ACTIVITY »
The data below must be repeated exactly. Leave nothing out.

######

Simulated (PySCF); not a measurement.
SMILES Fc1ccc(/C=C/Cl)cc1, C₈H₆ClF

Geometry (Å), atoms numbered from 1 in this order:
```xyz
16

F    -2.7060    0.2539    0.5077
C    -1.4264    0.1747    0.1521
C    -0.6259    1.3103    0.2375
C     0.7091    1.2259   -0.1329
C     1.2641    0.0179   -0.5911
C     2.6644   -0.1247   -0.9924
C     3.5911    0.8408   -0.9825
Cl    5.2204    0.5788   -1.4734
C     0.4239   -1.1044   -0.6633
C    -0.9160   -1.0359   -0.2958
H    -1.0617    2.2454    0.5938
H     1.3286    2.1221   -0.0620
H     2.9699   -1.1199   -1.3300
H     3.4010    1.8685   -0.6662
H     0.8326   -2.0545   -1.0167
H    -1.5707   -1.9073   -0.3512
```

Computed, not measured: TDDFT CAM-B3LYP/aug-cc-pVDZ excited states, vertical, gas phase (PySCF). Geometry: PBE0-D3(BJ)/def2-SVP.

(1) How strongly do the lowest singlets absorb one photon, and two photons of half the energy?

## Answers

######

EXERCISE RESPONSE »
Simulated (PySCF); not a measurement.
SMILES Fc1ccc(/C=C/Cl)cc1, C₈H₆ClF

Geometry (Å), atoms numbered from 1 in this order:
```xyz
16

F    -2.7060    0.2539    0.5077
C    -1.4264    0.1747    0.1521
C    -0.6259    1.3103    0.2375
C     0.7091    1.2259   -0.1329
C     1.2641    0.0179   -0.5911
C     2.6644   -0.1247   -0.9924
C     3.5911    0.8408   -0.9825
Cl    5.2204    0.5788   -1.4734
C     0.4239   -1.1044   -0.6633
C    -0.9160   -1.0359   -0.2958
H    -1.0617    2.2454    0.5938
H     1.3286    2.1221   -0.0620
H     2.9699   -1.1199   -1.3300
H     3.4010    1.8685   -0.6662
H     0.8326   -2.0545   -1.0167
H    -1.5707   -1.9073   -0.3512
```

Computed, not measured: TDDFT CAM-B3LYP/aug-cc-pVDZ excited states, vertical, gas phase (PySCF). Geometry: PBE0-D3(BJ)/def2-SVP.

(1) How strongly do the lowest singlets absorb one photon, and two photons of half the energy?

## Answers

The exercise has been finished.